====

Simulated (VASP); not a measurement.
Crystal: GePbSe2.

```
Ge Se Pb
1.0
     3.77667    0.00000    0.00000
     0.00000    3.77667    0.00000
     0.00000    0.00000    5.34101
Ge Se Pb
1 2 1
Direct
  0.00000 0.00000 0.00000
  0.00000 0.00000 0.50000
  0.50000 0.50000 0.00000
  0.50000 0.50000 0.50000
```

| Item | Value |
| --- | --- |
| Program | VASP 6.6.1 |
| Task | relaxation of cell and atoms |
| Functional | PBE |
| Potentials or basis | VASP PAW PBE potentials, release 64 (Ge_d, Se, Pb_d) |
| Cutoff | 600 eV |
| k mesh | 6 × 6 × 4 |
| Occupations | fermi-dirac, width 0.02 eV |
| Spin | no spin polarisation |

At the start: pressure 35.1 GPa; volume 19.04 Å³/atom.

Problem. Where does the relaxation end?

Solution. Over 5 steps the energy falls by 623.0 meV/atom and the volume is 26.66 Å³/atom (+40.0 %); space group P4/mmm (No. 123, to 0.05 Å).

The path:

====

Please write out the data again exactly as it stands.

Simulated (VASP); not a measurement.
Crystal: GePbSe2.

```
Ge Se Pb
1.0
     3.77667    0.00000    0.00000
     0.00000    3.77667    0.00000
     0.00000    0.00000    5.34101
Ge Se Pb
1 2 1
Direct
  0.00000 0.00000 0.00000
  0.00000 0.00000 0.50000
  0.50000 0.50000 0.00000
  0.50000 0.50000 0.50000
```

| Item | Value |
| --- | --- |
| Program | VASP 6.6.1 |
| Task | relaxation of cell and atoms |
| Functional | PBE |
| Potentials or basis | VASP PAW PBE potentials, release 64 (Ge_d, Se, Pb_d) |
| Cutoff | 600 eV |
| k mesh | 6 × 6 × 4 |
| Occupations | fermi-dirac, width 0.02 eV |
| Spin | no spin polarisation |

At the start: pressure 35.1 GPa; volume 19.04 Å³/atom.

Problem. Where does the relaxation end?

Solution. Over 5 steps the energy falls by 623.0 meV/atom and the volume is 26.66 Å³/atom (+40.0 %); space group P4/mmm (No. 123, to 0.05 Å).

The path:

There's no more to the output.